ASSIGNED TASK
Retype the entries below without any change.

Segment Start: EXCERPTED RECORDS

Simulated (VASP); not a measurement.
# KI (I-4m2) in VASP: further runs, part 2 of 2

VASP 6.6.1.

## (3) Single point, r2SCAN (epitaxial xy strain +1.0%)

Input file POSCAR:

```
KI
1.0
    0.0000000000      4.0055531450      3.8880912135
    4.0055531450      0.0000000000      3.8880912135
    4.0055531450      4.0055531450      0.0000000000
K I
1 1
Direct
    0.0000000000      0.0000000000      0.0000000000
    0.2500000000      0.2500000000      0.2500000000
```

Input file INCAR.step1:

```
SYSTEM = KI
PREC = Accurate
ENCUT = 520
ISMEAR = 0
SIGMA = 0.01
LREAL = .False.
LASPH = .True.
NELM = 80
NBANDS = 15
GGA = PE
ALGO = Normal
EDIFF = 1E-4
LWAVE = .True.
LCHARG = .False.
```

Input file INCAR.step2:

Segment End: EXCERPTED RECORDS

SOLUTION
Simulated (VASP); not a measurement.
# KI (I-4m2) in VASP: further runs, part 2 of 2

VASP 6.6.1.

## (3) Single point, r2SCAN (epitaxial xy strain +1.0%)

Input file POSCAR:

```
KI
1.0
    0.0000000000      4.0055531450      3.8880912135
    4.0055531450      0.0000000000      3.8880912135
    4.0055531450      4.0055531450      0.0000000000
K I
1 1
Direct
    0.0000000000      0.0000000000      0.0000000000
    0.2500000000      0.2500000000      0.2500000000
```

Input file INCAR.step1:

```
SYSTEM = KI
PREC = Accurate
ENCUT = 520
ISMEAR = 0
SIGMA = 0.01
LREAL = .False.
LASPH = .True.
NELM = 80
NBANDS = 15
GGA = PE
ALGO = Normal
EDIFF = 1E-4
LWAVE = .True.
LCHARG = .False.
```

Input file INCAR.step2:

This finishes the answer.